Send back all of the records, each one exactly as written.

+ + +
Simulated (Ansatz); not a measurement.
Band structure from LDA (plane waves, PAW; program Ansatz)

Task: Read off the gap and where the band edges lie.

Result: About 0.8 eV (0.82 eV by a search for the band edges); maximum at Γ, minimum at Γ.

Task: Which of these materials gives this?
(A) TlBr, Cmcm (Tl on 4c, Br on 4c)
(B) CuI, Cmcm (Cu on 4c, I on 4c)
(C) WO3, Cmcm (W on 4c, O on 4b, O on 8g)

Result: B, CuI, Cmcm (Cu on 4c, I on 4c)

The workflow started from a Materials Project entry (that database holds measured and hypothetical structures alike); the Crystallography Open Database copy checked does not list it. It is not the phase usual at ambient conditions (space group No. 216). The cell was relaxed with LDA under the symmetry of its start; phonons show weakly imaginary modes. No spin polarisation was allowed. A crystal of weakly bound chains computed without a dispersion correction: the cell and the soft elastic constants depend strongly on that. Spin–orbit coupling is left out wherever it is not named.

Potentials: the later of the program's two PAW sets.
+ + +

**Result:**
Simulated (Ansatz); not a measurement.
Band structure from LDA (plane waves, PAW; program Ansatz)

Task: Read off the gap and where the band edges lie.

Result: About 0.8 eV (0.82 eV by a search for the band edges); maximum at Γ, minimum at Γ.

Task: Which of these materials gives this?
(A) TlBr, Cmcm (Tl on 4c, Br on 4c)
(B) CuI, Cmcm (Cu on 4c, I on 4c)
(C) WO3, Cmcm (W on 4c, O on 4b, O on 8g)

Result: B, CuI, Cmcm (Cu on 4c, I on 4c)

The workflow started from a Materials Project entry (that database holds measured and hypothetical structures alike); the Crystallography Open Database copy checked does not list it. It is not the phase usual at ambient conditions (space group No. 216). The cell was relaxed with LDA under the symmetry of its start; phonons show weakly imaginary modes. No spin polarisation was allowed. A crystal of weakly bound chains computed without a dispersion correction: the cell and the soft elastic constants depend strongly on that. Spin–orbit coupling is left out wherever it is not named.

Potentials: the later of the program's two PAW sets.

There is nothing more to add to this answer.